Action item: Restate word for word every line from the top of the data below down through the line that holds "Within 0.005 eV".

Information supplied Block Start
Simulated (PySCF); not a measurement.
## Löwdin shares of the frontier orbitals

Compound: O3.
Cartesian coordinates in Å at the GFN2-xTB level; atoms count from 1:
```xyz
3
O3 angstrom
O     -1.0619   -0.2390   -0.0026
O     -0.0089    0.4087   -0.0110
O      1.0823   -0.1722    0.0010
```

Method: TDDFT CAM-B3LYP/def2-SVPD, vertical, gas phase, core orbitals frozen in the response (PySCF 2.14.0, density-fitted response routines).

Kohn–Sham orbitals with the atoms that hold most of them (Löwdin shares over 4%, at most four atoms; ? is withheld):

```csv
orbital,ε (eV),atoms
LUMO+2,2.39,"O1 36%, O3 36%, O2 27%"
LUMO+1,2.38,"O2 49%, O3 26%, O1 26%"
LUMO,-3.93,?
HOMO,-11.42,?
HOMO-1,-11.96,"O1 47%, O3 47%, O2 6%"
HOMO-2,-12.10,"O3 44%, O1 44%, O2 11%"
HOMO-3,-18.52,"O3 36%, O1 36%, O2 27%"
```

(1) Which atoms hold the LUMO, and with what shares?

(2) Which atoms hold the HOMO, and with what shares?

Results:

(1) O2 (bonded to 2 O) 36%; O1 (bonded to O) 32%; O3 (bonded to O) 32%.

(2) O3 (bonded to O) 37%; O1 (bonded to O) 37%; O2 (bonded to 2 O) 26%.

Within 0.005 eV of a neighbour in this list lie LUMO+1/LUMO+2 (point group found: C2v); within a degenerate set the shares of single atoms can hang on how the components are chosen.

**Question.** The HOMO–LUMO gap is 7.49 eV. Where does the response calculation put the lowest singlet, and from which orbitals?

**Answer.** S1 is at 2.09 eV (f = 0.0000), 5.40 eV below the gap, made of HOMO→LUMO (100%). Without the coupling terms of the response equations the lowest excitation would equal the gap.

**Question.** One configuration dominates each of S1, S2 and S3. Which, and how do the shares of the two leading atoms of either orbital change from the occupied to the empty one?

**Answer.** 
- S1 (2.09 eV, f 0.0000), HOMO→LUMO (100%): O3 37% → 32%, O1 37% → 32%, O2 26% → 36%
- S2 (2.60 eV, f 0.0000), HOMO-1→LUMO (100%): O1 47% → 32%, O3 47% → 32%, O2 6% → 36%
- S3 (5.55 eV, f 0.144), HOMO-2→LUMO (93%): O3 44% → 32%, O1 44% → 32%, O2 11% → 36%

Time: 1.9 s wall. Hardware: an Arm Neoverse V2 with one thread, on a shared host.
Information supplied Block End

Expected answer:
Simulated (PySCF); not a measurement.
## Löwdin shares of the frontier orbitals

Compound: O3.
Cartesian coordinates in Å at the GFN2-xTB level; atoms count from 1:
```xyz
3
O3 angstrom
O     -1.0619   -0.2390   -0.0026
O     -0.0089    0.4087   -0.0110
O      1.0823   -0.1722    0.0010
```

Method: TDDFT CAM-B3LYP/def2-SVPD, vertical, gas phase, core orbitals frozen in the response (PySCF 2.14.0, density-fitted response routines).

Kohn–Sham orbitals with the atoms that hold most of them (Löwdin shares over 4%, at most four atoms; ? is withheld):

```csv
orbital,ε (eV),atoms
LUMO+2,2.39,"O1 36%, O3 36%, O2 27%"
LUMO+1,2.38,"O2 49%, O3 26%, O1 26%"
LUMO,-3.93,?
HOMO,-11.42,?
HOMO-1,-11.96,"O1 47%, O3 47%, O2 6%"
HOMO-2,-12.10,"O3 44%, O1 44%, O2 11%"
HOMO-3,-18.52,"O3 36%, O1 36%, O2 27%"
```

(1) Which atoms hold the LUMO, and with what shares?

(2) Which atoms hold the HOMO, and with what shares?

Results:

(1) O2 (bonded to 2 O) 36%; O1 (bonded to O) 32%; O3 (bonded to O) 32%.

(2) O3 (bonded to O) 37%; O1 (bonded to O) 37%; O2 (bonded to 2 O) 26%.

Within 0.005 eV of a neighbour in this list lie LUMO+1/LUMO+2 (point group found: C2v); within a degenerate set the shares of single atoms can hang on how the components are chosen.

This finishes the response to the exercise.